→ **Assignment**: Could you return the whole listing, character for character?

→ **Recorded data**:
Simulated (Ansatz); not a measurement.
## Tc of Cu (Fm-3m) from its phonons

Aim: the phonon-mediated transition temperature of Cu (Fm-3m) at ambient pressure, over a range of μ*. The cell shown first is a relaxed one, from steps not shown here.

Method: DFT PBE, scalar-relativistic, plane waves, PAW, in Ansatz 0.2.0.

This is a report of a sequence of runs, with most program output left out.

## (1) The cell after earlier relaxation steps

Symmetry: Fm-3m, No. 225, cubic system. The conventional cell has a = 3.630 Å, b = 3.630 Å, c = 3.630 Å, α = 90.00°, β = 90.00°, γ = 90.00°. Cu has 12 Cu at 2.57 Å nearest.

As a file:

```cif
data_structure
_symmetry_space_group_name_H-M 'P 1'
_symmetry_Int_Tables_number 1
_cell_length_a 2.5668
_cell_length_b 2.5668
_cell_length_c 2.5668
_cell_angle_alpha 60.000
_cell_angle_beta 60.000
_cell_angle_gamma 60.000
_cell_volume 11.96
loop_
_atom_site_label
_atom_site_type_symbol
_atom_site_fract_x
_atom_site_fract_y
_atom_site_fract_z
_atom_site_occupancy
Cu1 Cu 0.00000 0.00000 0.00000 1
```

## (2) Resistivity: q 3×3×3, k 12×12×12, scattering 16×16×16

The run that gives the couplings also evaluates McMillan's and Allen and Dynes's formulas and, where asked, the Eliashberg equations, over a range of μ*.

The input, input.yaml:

→ **Expected answer**:
Simulated (Ansatz); not a measurement.
## Tc of Cu (Fm-3m) from its phonons

Aim: the phonon-mediated transition temperature of Cu (Fm-3m) at ambient pressure, over a range of μ*. The cell shown first is a relaxed one, from steps not shown here.

Method: DFT PBE, scalar-relativistic, plane waves, PAW, in Ansatz 0.2.0.

This is a report of a sequence of runs, with most program output left out.

## (1) The cell after earlier relaxation steps

Symmetry: Fm-3m, No. 225, cubic system. The conventional cell has a = 3.630 Å, b = 3.630 Å, c = 3.630 Å, α = 90.00°, β = 90.00°, γ = 90.00°. Cu has 12 Cu at 2.57 Å nearest.

As a file:

```cif
data_structure
_symmetry_space_group_name_H-M 'P 1'
_symmetry_Int_Tables_number 1
_cell_length_a 2.5668
_cell_length_b 2.5668
_cell_length_c 2.5668
_cell_angle_alpha 60.000
_cell_angle_beta 60.000
_cell_angle_gamma 60.000
_cell_volume 11.96
loop_
_atom_site_label
_atom_site_type_symbol
_atom_site_fract_x
_atom_site_fract_y
_atom_site_fract_z
_atom_site_occupancy
Cu1 Cu 0.00000 0.00000 0.00000 1
```

## (2) Resistivity: q 3×3×3, k 12×12×12, scattering 16×16×16

The run that gives the couplings also evaluates McMillan's and Allen and Dynes's formulas and, where asked, the Eliashberg equations, over a range of μ*.

The input, input.yaml:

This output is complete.